Start of RECORD EXCERPTS
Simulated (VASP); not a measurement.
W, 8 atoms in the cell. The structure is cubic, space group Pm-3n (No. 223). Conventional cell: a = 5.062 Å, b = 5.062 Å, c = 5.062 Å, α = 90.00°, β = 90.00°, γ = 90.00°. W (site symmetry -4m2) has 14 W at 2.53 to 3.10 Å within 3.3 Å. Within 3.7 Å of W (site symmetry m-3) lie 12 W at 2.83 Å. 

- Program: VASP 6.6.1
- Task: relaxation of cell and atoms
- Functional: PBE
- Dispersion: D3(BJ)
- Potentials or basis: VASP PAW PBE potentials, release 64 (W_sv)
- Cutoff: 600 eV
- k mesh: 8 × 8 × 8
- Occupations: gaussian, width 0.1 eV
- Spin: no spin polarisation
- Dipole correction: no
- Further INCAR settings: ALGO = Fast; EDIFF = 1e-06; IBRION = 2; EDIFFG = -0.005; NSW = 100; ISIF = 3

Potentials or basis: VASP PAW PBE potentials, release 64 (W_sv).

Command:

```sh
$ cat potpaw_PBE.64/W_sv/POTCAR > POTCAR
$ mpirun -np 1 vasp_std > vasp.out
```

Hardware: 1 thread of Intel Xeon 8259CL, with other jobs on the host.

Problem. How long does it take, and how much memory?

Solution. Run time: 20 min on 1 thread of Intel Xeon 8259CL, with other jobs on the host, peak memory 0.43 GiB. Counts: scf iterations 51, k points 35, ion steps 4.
End of RECORD EXCERPTS

The full listing should be restated word for word.

EXERCISE RESULT:
Simulated (VASP); not a measurement.
W, 8 atoms in the cell. The structure is cubic, space group Pm-3n (No. 223). Conventional cell: a = 5.062 Å, b = 5.062 Å, c = 5.062 Å, α = 90.00°, β = 90.00°, γ = 90.00°. W (site symmetry -4m2) has 14 W at 2.53 to 3.10 Å within 3.3 Å. Within 3.7 Å of W (site symmetry m-3) lie 12 W at 2.83 Å. 

- Program: VASP 6.6.1
- Task: relaxation of cell and atoms
- Functional: PBE
- Dispersion: D3(BJ)
- Potentials or basis: VASP PAW PBE potentials, release 64 (W_sv)
- Cutoff: 600 eV
- k mesh: 8 × 8 × 8
- Occupations: gaussian, width 0.1 eV
- Spin: no spin polarisation
- Dipole correction: no
- Further INCAR settings: ALGO = Fast; EDIFF = 1e-06; IBRION = 2; EDIFFG = -0.005; NSW = 100; ISIF = 3

Potentials or basis: VASP PAW PBE potentials, release 64 (W_sv).

Command:

```sh
$ cat potpaw_PBE.64/W_sv/POTCAR > POTCAR
$ mpirun -np 1 vasp_std > vasp.out
```

Hardware: 1 thread of Intel Xeon 8259CL, with other jobs on the host.

Problem. How long does it take, and how much memory?

Solution. Run time: 20 min on 1 thread of Intel Xeon 8259CL, with other jobs on the host, peak memory 0.43 GiB. Counts: scf iterations 51, k points 35, ion steps 4.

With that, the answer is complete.